What you return should be the lines from the first line of the records below through the line holding "Question: Which panel", unchanged.

BEGIN

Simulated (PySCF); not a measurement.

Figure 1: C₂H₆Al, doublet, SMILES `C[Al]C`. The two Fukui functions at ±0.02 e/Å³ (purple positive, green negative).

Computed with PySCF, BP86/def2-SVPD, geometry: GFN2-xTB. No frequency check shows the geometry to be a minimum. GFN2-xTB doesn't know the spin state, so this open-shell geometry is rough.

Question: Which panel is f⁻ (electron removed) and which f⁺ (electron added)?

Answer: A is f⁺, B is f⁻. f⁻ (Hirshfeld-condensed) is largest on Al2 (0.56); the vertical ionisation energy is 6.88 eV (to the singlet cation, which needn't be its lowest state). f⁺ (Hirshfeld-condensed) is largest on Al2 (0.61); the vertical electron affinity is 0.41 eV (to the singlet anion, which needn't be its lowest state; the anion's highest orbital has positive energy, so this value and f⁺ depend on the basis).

END

■ Your solution
Simulated (PySCF); not a measurement.

Figure 1: C₂H₆Al, doublet, SMILES `C[Al]C`. The two Fukui functions at ±0.02 e/Å³ (purple positive, green negative).

Computed with PySCF, BP86/def2-SVPD, geometry: GFN2-xTB. No frequency check shows the geometry to be a minimum. GFN2-xTB doesn't know the spin state, so this open-shell geometry is rough.

Question: Which panel is f⁻ (electron removed) and which f⁺ (electron added)?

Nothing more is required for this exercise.